-----

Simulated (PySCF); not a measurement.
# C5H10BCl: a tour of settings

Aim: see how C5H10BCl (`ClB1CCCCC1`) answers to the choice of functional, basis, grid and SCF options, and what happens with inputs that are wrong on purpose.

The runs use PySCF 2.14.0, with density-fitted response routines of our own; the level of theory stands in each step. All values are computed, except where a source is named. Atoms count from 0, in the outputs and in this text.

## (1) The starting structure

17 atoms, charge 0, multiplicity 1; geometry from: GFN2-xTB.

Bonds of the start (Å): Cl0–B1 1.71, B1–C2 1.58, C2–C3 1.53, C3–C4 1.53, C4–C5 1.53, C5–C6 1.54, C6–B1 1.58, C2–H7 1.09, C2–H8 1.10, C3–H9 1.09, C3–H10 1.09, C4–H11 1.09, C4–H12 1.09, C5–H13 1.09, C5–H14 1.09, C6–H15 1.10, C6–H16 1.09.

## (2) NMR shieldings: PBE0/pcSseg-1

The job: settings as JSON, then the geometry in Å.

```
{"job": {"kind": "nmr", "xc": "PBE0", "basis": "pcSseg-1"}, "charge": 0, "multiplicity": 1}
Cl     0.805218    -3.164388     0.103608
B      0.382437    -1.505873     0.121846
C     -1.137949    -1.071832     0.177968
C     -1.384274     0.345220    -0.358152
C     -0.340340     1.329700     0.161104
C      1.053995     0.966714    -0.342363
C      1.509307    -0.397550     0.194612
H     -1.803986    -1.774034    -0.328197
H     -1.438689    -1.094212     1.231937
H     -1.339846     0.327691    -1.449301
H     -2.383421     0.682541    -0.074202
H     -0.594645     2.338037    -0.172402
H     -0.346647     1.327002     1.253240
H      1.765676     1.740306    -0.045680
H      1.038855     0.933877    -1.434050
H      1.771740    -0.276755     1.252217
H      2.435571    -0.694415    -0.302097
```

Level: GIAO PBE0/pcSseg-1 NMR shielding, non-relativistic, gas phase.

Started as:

-----

Work order —
When you reach the line holding "17 atoms, charge" in the records above, begin reproducing exactly, stop after the line holding "## (2) NMR shieldings: PBE0/pcSseg-1", and output nothing else.

Written reply —
17 atoms, charge 0, multiplicity 1; geometry from: GFN2-xTB.

Bonds of the start (Å): Cl0–B1 1.71, B1–C2 1.58, C2–C3 1.53, C3–C4 1.53, C4–C5 1.53, C5–C6 1.54, C6–B1 1.58, C2–H7 1.09, C2–H8 1.10, C3–H9 1.09, C3–H10 1.09, C4–H11 1.09, C4–H12 1.09, C5–H13 1.09, C5–H14 1.09, C6–H15 1.10, C6–H16 1.09.

## (2) NMR shieldings: PBE0/pcSseg-1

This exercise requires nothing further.